• Data extracts
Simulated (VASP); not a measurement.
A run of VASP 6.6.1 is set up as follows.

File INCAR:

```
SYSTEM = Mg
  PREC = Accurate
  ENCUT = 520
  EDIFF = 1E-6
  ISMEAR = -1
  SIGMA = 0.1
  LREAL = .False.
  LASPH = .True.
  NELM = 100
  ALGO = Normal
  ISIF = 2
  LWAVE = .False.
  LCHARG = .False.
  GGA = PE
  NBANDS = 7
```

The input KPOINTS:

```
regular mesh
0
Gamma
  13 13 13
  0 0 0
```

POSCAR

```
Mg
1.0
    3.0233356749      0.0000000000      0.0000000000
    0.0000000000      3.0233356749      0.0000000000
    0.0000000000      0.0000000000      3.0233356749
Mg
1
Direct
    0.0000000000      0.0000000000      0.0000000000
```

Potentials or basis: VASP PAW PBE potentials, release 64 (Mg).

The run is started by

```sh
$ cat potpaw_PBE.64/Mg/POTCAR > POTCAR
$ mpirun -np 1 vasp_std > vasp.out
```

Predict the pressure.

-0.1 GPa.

• Assignment
Output the listing verbatim through the "Predict the pressure." line.

• Response
Simulated (VASP); not a measurement.
A run of VASP 6.6.1 is set up as follows.

File INCAR:

```
SYSTEM = Mg
  PREC = Accurate
  ENCUT = 520
  EDIFF = 1E-6
  ISMEAR = -1
  SIGMA = 0.1
  LREAL = .False.
  LASPH = .True.
  NELM = 100
  ALGO = Normal
  ISIF = 2
  LWAVE = .False.
  LCHARG = .False.
  GGA = PE
  NBANDS = 7
```

The input KPOINTS:

```
regular mesh
0
Gamma
  13 13 13
  0 0 0
```

POSCAR

```
Mg
1.0
    3.0233356749      0.0000000000      0.0000000000
    0.0000000000      3.0233356749      0.0000000000
    0.0000000000      0.0000000000      3.0233356749
Mg
1
Direct
    0.0000000000      0.0000000000      0.0000000000
```

Potentials or basis: VASP PAW PBE potentials, release 64 (Mg).

The run is started by

```sh
$ cat potpaw_PBE.64/Mg/POTCAR > POTCAR
$ mpirun -np 1 vasp_std > vasp.out
```

Predict the pressure.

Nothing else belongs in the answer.